· · · · ·
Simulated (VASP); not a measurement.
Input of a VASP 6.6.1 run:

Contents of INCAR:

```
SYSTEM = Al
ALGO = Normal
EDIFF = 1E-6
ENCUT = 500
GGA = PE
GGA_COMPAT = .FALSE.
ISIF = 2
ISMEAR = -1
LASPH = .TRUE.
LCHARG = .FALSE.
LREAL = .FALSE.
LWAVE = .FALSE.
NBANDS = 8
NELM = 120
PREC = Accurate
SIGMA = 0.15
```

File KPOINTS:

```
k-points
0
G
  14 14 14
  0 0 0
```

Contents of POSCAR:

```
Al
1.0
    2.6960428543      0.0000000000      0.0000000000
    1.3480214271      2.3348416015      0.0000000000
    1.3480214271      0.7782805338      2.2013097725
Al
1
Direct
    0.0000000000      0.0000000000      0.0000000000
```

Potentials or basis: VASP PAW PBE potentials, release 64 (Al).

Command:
· · · · ·

Each of the entries must be set down exactly, none omitted.

## [Response box]
Simulated (VASP); not a measurement.
Input of a VASP 6.6.1 run:

Contents of INCAR:

```
SYSTEM = Al
ALGO = Normal
EDIFF = 1E-6
ENCUT = 500
GGA = PE
GGA_COMPAT = .FALSE.
ISIF = 2
ISMEAR = -1
LASPH = .TRUE.
LCHARG = .FALSE.
LREAL = .FALSE.
LWAVE = .FALSE.
NBANDS = 8
NELM = 120
PREC = Accurate
SIGMA = 0.15
```

File KPOINTS:

```
k-points
0
G
  14 14 14
  0 0 0
```

Contents of POSCAR:

```
Al
1.0
    2.6960428543      0.0000000000      0.0000000000
    1.3480214271      2.3348416015      0.0000000000
    1.3480214271      0.7782805338      2.2013097725
Al
1
Direct
    0.0000000000      0.0000000000      0.0000000000
```

Potentials or basis: VASP PAW PBE potentials, release 64 (Al).

Command:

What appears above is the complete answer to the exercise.